• [Work task]: Copy the lines below exactly. Start at the first and finish with the line containing "Calculated by Dirac-Coulomb-Breit".

• [Information provided]:
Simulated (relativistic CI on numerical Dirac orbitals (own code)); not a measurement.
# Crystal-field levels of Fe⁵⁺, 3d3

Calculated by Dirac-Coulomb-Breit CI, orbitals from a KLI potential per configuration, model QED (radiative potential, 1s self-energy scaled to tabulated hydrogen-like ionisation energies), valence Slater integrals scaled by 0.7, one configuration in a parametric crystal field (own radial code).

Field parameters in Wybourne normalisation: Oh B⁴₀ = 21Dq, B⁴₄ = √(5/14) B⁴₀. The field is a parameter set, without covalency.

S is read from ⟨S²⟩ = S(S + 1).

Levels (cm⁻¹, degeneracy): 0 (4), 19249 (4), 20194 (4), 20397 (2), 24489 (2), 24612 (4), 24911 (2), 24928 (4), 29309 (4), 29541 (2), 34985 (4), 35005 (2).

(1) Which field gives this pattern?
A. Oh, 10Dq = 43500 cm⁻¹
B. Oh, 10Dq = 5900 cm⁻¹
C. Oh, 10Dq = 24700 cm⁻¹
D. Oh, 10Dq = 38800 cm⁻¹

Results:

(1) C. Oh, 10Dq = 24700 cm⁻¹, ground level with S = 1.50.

• [Task solution]:
Simulated (relativistic CI on numerical Dirac orbitals (own code)); not a measurement.
# Crystal-field levels of Fe⁵⁺, 3d3

Calculated by Dirac-Coulomb-Breit CI, orbitals from a KLI potential per configuration, model QED (radiative potential, 1s self-energy scaled to tabulated hydrogen-like ionisation energies), valence Slater integrals scaled by 0.7, one configuration in a parametric crystal field (own radial code).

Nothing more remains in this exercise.